************

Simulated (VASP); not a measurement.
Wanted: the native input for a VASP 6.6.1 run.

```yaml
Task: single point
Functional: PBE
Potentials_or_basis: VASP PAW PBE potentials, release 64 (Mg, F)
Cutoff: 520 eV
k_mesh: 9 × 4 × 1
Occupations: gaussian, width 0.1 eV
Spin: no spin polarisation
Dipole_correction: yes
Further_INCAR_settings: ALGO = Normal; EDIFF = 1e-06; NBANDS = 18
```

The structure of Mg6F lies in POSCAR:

************

ASSIGNMENT
Could you repeat every record above exactly as it appears?

YOUR RESPONSE
Simulated (VASP); not a measurement.
Wanted: the native input for a VASP 6.6.1 run.

```yaml
Task: single point
Functional: PBE
Potentials_or_basis: VASP PAW PBE potentials, release 64 (Mg, F)
Cutoff: 520 eV
k_mesh: 9 × 4 × 1
Occupations: gaussian, width 0.1 eV
Spin: no spin polarisation
Dipole_correction: yes
Further_INCAR_settings: ALGO = Normal; EDIFF = 1e-06; NBANDS = 18
```

The structure of Mg6F lies in POSCAR:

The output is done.